**Data section:**
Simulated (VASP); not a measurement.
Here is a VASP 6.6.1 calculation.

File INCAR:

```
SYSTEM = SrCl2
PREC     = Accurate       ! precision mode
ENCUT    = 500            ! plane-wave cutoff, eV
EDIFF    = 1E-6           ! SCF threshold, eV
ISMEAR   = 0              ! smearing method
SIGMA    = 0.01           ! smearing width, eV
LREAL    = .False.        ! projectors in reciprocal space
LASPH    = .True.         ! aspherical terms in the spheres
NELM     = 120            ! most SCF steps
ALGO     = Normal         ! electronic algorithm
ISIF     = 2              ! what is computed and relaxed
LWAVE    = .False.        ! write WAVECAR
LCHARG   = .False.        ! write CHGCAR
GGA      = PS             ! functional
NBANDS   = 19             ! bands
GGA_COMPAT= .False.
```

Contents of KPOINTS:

**Brief:** Give the listing again in full, with every line intact.

**Exercise response:**
Simulated (VASP); not a measurement.
Here is a VASP 6.6.1 calculation.

File INCAR:

```
SYSTEM = SrCl2
PREC     = Accurate       ! precision mode
ENCUT    = 500            ! plane-wave cutoff, eV
EDIFF    = 1E-6           ! SCF threshold, eV
ISMEAR   = 0              ! smearing method
SIGMA    = 0.01           ! smearing width, eV
LREAL    = .False.        ! projectors in reciprocal space
LASPH    = .True.         ! aspherical terms in the spheres
NELM     = 120            ! most SCF steps
ALGO     = Normal         ! electronic algorithm
ISIF     = 2              ! what is computed and relaxed
LWAVE    = .False.        ! write WAVECAR
LCHARG   = .False.        ! write CHGCAR
GGA      = PS             ! functional
NBANDS   = 19             ! bands
GGA_COMPAT= .False.
```

Contents of KPOINTS:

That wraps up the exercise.